Repeat, line for line, the entries below from the first line to the line containing "22.79 | -0.029 |", counting both ends.

ENTRIES SHOWN: Begin

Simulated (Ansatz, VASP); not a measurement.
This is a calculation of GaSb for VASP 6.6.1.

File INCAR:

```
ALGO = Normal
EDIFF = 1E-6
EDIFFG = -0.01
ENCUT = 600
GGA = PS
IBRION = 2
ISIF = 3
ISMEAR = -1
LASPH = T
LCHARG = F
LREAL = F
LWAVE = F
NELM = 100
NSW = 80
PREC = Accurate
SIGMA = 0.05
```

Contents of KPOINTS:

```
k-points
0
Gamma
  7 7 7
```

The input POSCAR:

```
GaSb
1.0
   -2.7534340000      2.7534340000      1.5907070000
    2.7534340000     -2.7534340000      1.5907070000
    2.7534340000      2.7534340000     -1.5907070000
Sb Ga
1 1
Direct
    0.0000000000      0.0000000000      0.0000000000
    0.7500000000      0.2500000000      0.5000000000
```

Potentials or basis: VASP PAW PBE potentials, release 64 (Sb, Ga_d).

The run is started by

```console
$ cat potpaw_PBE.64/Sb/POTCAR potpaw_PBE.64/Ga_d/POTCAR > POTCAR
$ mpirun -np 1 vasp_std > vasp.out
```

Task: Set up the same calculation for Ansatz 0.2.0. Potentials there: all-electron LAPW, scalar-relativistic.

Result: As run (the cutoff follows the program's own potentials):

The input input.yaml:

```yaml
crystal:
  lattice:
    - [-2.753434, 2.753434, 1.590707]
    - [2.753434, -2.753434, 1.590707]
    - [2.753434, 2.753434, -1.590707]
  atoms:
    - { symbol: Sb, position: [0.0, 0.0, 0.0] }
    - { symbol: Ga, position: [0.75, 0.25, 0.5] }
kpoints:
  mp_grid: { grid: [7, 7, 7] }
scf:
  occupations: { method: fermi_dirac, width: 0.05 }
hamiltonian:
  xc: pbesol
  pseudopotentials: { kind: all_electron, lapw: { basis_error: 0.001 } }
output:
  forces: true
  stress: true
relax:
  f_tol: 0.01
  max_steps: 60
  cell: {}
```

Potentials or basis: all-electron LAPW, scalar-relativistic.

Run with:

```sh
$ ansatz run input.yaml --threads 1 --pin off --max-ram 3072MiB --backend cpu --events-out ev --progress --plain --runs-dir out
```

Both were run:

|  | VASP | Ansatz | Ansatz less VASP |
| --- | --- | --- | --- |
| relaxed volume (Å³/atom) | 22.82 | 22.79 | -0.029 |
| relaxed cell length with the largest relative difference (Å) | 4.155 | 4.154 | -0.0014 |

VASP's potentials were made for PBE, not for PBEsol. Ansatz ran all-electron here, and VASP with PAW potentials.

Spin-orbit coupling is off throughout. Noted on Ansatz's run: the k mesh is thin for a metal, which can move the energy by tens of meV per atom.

ENTRIES SHOWN: End

▸ **EXERCISE RESULT**
Simulated (Ansatz, VASP); not a measurement.
This is a calculation of GaSb for VASP 6.6.1.

File INCAR:

```
ALGO = Normal
EDIFF = 1E-6
EDIFFG = -0.01
ENCUT = 600
GGA = PS
IBRION = 2
ISIF = 3
ISMEAR = -1
LASPH = T
LCHARG = F
LREAL = F
LWAVE = F
NELM = 100
NSW = 80
PREC = Accurate
SIGMA = 0.05
```

Contents of KPOINTS:

```
k-points
0
Gamma
  7 7 7
```

The input POSCAR:

```
GaSb
1.0
   -2.7534340000      2.7534340000      1.5907070000
    2.7534340000     -2.7534340000      1.5907070000
    2.7534340000      2.7534340000     -1.5907070000
Sb Ga
1 1
Direct
    0.0000000000      0.0000000000      0.0000000000
    0.7500000000      0.2500000000      0.5000000000
```

Potentials or basis: VASP PAW PBE potentials, release 64 (Sb, Ga_d).

The run is started by

```console
$ cat potpaw_PBE.64/Sb/POTCAR potpaw_PBE.64/Ga_d/POTCAR > POTCAR
$ mpirun -np 1 vasp_std > vasp.out
```

Task: Set up the same calculation for Ansatz 0.2.0. Potentials there: all-electron LAPW, scalar-relativistic.

Result: As run (the cutoff follows the program's own potentials):

The input input.yaml:

```yaml
crystal:
  lattice:
    - [-2.753434, 2.753434, 1.590707]
    - [2.753434, -2.753434, 1.590707]
    - [2.753434, 2.753434, -1.590707]
  atoms:
    - { symbol: Sb, position: [0.0, 0.0, 0.0] }
    - { symbol: Ga, position: [0.75, 0.25, 0.5] }
kpoints:
  mp_grid: { grid: [7, 7, 7] }
scf:
  occupations: { method: fermi_dirac, width: 0.05 }
hamiltonian:
  xc: pbesol
  pseudopotentials: { kind: all_electron, lapw: { basis_error: 0.001 } }
output:
  forces: true
  stress: true
relax:
  f_tol: 0.01
  max_steps: 60
  cell: {}
```

Potentials or basis: all-electron LAPW, scalar-relativistic.

Run with:

```sh
$ ansatz run input.yaml --threads 1 --pin off --max-ram 3072MiB --backend cpu --events-out ev --progress --plain --runs-dir out
```

Both were run:

|  | VASP | Ansatz | Ansatz less VASP |
| --- | --- | --- | --- |
| relaxed volume (Å³/atom) | 22.82 | 22.79 | -0.029 |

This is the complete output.